----- Listed records

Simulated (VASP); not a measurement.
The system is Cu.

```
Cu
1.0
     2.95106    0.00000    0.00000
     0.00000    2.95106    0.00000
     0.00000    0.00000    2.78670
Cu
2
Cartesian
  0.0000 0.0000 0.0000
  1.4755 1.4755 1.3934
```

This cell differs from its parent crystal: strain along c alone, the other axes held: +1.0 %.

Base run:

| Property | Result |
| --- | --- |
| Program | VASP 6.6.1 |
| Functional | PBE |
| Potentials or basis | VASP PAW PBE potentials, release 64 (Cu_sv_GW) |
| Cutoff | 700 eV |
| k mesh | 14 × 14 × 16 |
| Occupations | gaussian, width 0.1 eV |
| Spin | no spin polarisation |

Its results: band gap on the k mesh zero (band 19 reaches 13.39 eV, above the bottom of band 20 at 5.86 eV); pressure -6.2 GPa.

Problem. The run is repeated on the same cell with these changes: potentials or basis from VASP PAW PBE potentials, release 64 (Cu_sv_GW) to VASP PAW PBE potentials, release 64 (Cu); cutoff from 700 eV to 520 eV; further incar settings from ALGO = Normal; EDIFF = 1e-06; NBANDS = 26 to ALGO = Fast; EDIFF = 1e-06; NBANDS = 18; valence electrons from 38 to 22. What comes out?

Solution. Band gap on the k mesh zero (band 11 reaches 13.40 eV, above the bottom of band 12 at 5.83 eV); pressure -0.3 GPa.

----------

### [Exercise]
Make an exact copy of the listing, including every line.

### [Response area]
Simulated (VASP); not a measurement.
The system is Cu.

```
Cu
1.0
     2.95106    0.00000    0.00000
     0.00000    2.95106    0.00000
     0.00000    0.00000    2.78670
Cu
2
Cartesian
  0.0000 0.0000 0.0000
  1.4755 1.4755 1.3934
```

This cell differs from its parent crystal: strain along c alone, the other axes held: +1.0 %.

Base run:

| Property | Result |
| --- | --- |
| Program | VASP 6.6.1 |
| Functional | PBE |
| Potentials or basis | VASP PAW PBE potentials, release 64 (Cu_sv_GW) |
| Cutoff | 700 eV |
| k mesh | 14 × 14 × 16 |
| Occupations | gaussian, width 0.1 eV |
| Spin | no spin polarisation |

Its results: band gap on the k mesh zero (band 19 reaches 13.39 eV, above the bottom of band 20 at 5.86 eV); pressure -6.2 GPa.

Problem. The run is repeated on the same cell with these changes: potentials or basis from VASP PAW PBE potentials, release 64 (Cu_sv_GW) to VASP PAW PBE potentials, release 64 (Cu); cutoff from 700 eV to 520 eV; further incar settings from ALGO = Normal; EDIFF = 1e-06; NBANDS = 26 to ALGO = Fast; EDIFF = 1e-06; NBANDS = 18; valence electrons from 38 to 22. What comes out?

Solution. Band gap on the k mesh zero (band 11 reaches 13.40 eV, above the bottom of band 12 at 5.83 eV); pressure -0.3 GPa.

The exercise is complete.